Work item - Output the records, every one, exactly as given.

__________________________________________________
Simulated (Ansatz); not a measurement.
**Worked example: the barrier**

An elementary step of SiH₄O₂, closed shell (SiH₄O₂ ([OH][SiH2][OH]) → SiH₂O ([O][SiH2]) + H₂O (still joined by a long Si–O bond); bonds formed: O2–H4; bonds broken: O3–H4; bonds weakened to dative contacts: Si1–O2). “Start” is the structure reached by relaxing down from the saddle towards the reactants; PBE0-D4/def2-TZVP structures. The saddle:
__________________________________________________

Exercise output -
Simulated (Ansatz); not a measurement.
**Worked example: the barrier**

An elementary step of SiH₄O₂, closed shell (SiH₄O₂ ([OH][SiH2][OH]) → SiH₂O ([O][SiH2]) + H₂O (still joined by a long Si–O bond); bonds formed: O2–H4; bonds broken: O3–H4; bonds weakened to dative contacts: Si1–O2). “Start” is the structure reached by relaxing down from the saddle towards the reactants; PBE0-D4/def2-TZVP structures. The saddle:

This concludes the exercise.